== TASK ITEM ==
Some entries follow. Reproduce exactly the lines starting at the one with "Potentials or basis: VASP" and stopping after the one with "Result: 23.2 GPa.".

== ENTRIES PROVIDED ==
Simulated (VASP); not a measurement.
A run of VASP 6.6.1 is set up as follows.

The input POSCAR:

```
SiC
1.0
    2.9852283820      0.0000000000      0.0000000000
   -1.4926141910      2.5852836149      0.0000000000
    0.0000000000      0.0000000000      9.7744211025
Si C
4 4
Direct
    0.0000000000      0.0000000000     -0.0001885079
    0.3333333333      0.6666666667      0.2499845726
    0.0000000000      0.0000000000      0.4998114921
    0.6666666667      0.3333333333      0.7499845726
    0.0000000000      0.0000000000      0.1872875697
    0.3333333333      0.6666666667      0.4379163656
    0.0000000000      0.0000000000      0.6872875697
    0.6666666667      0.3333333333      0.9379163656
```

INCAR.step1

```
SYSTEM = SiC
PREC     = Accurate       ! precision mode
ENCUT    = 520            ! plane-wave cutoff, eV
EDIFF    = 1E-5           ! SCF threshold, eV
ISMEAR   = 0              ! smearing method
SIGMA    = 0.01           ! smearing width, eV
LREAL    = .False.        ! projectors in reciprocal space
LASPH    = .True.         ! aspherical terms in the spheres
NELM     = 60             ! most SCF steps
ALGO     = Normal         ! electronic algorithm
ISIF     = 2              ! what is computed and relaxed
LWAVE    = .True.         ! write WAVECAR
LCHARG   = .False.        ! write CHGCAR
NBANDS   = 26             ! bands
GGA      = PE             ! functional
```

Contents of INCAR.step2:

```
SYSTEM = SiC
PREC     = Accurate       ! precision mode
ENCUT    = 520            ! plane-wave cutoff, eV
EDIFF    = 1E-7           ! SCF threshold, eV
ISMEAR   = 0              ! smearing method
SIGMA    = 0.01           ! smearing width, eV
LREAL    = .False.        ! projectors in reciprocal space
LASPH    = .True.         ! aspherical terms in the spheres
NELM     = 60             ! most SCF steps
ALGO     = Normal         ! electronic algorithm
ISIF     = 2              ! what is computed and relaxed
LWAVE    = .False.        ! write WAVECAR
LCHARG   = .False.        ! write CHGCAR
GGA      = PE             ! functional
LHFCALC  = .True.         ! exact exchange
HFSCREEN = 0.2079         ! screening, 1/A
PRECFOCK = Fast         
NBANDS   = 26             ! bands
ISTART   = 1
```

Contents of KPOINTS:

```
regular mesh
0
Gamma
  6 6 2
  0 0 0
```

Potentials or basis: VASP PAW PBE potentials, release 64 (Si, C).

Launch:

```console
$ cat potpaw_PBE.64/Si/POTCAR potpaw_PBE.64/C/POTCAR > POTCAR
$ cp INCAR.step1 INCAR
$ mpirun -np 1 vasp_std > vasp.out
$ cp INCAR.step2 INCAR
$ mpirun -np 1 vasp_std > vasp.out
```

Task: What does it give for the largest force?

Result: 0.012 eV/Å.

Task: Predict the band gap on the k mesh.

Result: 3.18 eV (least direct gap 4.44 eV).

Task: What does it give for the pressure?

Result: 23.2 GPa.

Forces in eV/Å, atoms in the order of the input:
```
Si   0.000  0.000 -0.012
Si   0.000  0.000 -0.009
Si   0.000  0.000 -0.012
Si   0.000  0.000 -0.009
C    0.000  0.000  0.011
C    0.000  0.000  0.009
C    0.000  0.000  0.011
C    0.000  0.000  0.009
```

== TASK ANSWER ==
Potentials or basis: VASP PAW PBE potentials, release 64 (Si, C).

Launch:

```console
$ cat potpaw_PBE.64/Si/POTCAR potpaw_PBE.64/C/POTCAR > POTCAR
$ cp INCAR.step1 INCAR
$ mpirun -np 1 vasp_std > vasp.out
$ cp INCAR.step2 INCAR
$ mpirun -np 1 vasp_std > vasp.out
```

Task: What does it give for the largest force?

Result: 0.012 eV/Å.

Task: Predict the band gap on the k mesh.

Result: 3.18 eV (least direct gap 4.44 eV).

Task: What does it give for the pressure?

Result: 23.2 GPa.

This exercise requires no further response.